:: Dataset

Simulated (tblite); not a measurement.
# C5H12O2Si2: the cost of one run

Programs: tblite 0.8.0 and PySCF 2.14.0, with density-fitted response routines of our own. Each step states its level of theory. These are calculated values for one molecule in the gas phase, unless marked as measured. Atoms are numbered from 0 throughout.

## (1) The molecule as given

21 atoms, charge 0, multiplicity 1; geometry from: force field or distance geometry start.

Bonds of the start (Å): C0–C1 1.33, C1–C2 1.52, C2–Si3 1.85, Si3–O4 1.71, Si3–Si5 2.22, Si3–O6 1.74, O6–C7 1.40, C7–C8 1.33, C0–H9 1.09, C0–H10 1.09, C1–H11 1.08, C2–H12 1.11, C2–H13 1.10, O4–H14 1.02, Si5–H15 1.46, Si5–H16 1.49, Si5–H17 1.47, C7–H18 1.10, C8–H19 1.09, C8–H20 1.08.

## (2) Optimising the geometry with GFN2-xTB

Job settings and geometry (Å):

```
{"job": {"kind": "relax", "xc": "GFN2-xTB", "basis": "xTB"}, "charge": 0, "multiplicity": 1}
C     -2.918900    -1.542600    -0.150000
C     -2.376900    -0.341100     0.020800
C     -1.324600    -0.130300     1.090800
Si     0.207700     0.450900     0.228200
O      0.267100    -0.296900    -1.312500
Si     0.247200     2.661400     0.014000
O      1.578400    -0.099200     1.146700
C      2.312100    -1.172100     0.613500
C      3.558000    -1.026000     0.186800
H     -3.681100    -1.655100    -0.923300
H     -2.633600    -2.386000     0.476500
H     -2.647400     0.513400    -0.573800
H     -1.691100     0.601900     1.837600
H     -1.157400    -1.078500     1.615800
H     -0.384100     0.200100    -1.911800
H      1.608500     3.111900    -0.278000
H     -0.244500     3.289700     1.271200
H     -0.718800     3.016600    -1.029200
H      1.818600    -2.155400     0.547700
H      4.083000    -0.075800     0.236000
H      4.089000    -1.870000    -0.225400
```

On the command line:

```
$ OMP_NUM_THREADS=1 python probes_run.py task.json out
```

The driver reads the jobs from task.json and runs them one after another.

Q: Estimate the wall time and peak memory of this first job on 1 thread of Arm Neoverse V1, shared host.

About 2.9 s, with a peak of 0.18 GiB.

::::

Working from the material above, retype exactly the lines from the one with "## (1) The molecule as given" through the one with "21 atoms, charge", both included, and only those lines.

## (1) The molecule as given

21 atoms, charge 0, multiplicity 1; geometry from: force field or distance geometry start.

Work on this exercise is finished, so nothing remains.